● **Data**
┌──
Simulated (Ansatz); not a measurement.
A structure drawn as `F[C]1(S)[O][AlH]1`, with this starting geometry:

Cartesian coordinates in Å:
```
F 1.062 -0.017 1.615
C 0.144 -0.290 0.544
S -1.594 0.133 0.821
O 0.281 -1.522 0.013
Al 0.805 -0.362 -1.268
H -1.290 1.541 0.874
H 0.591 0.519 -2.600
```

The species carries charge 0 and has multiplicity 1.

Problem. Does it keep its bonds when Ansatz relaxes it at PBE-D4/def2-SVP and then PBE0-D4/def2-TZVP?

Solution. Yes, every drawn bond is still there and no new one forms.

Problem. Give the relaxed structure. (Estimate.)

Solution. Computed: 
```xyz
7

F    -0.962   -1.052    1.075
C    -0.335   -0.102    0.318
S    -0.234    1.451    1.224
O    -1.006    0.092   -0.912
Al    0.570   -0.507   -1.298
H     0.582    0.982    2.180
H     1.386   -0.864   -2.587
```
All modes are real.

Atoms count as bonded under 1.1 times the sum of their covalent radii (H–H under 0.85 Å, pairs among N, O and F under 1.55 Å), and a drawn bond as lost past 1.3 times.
└──

● **Assigned task**
Return, word for word, the lines of the data above from the line with "Problem. Does it" through the line with "All modes are real.", inclusive.

● **Exercise response**
Problem. Does it keep its bonds when Ansatz relaxes it at PBE-D4/def2-SVP and then PBE0-D4/def2-TZVP?

Solution. Yes, every drawn bond is still there and no new one forms.

Problem. Give the relaxed structure. (Estimate.)

Solution. Computed: 
```xyz
7

F    -0.962   -1.052    1.075
C    -0.335   -0.102    0.318
S    -0.234    1.451    1.224
O    -1.006    0.092   -0.912
Al    0.570   -0.507   -1.298
H     0.582    0.982    2.180
H     1.386   -0.864   -2.587
```
All modes are real.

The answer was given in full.